INFORMATION GIVEN: Begin

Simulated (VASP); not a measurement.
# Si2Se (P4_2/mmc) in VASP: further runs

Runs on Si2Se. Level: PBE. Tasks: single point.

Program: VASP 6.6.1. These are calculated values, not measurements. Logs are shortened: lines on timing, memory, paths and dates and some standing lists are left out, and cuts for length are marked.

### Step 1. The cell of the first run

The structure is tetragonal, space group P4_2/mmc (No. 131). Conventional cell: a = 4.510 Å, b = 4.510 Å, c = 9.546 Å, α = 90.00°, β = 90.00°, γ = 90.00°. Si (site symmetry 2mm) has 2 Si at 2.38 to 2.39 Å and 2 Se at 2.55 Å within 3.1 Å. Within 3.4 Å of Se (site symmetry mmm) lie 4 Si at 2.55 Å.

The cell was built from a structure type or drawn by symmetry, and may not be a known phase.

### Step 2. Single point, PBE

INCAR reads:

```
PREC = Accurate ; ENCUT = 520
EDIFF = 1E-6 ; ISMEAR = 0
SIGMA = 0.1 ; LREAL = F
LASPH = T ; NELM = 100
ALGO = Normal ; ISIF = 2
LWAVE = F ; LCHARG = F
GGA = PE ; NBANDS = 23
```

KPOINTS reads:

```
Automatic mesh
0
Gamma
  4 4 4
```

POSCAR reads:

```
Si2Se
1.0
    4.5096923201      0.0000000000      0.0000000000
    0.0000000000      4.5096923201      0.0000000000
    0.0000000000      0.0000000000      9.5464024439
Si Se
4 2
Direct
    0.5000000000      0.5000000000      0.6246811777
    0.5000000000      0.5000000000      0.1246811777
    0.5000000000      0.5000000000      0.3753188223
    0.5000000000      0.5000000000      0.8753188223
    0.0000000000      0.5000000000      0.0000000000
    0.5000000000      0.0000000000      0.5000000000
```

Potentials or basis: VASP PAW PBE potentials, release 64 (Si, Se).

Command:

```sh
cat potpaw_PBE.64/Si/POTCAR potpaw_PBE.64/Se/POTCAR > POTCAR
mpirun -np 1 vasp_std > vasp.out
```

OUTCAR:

INFORMATION GIVEN: End

### REQUIRED ACTION
In the data above, find the line that contains "### Step 1. The cell of the first run", then reproduce exactly every line from the first line through that line.

### ANSWER SECTION
Simulated (VASP); not a measurement.
# Si2Se (P4_2/mmc) in VASP: further runs

Runs on Si2Se. Level: PBE. Tasks: single point.

Program: VASP 6.6.1. These are calculated values, not measurements. Logs are shortened: lines on timing, memory, paths and dates and some standing lists are left out, and cuts for length are marked.

### Step 1. The cell of the first run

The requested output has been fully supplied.